*** Begin section ***
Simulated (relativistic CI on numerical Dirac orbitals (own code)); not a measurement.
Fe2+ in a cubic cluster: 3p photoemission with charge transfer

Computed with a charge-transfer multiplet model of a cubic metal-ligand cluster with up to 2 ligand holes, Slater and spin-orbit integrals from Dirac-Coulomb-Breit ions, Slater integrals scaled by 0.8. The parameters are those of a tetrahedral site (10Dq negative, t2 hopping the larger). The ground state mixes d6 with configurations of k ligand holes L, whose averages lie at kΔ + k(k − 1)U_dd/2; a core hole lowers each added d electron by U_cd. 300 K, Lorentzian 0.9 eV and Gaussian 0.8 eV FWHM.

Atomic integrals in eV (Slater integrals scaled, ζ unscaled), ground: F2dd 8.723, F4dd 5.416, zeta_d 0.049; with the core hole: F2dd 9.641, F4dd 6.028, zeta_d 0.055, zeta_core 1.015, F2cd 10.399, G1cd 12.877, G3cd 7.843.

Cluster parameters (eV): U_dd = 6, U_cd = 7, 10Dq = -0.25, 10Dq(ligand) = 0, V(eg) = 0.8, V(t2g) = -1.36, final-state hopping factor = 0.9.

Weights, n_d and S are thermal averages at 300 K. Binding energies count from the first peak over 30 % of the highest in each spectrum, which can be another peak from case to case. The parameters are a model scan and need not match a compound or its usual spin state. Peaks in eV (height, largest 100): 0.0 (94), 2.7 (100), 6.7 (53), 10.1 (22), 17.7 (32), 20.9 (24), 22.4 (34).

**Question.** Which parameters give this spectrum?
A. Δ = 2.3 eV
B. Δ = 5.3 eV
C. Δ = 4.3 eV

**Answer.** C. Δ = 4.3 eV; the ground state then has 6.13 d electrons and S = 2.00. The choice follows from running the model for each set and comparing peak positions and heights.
*** End section ***

* _Requirement_:
From the first line of the records through the line with "Fe2+ in a cubic", retype everything word for word, including both ends.

* _Task result_:
Simulated (relativistic CI on numerical Dirac orbitals (own code)); not a measurement.
Fe2+ in a cubic cluster: 3p photoemission with charge transfer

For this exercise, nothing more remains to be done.